(Requirement): The reply to the records below should contain exactly the lines from the line with "no spin polarisation" through the line with "80; ISIF = 3", and nothing besides.

------------------------------------

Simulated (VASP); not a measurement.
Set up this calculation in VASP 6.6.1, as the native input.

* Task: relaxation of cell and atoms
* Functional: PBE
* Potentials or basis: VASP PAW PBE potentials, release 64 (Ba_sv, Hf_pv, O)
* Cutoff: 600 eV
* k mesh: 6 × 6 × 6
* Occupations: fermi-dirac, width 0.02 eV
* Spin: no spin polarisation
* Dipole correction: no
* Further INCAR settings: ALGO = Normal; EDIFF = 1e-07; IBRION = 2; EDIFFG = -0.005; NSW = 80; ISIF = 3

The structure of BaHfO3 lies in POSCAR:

------------------------------------

(Answer box):
* Spin: no spin polarisation
* Dipole correction: no
* Further INCAR settings: ALGO = Normal; EDIFF = 1e-07; IBRION = 2; EDIFFG = -0.005; NSW = 80; ISIF = 3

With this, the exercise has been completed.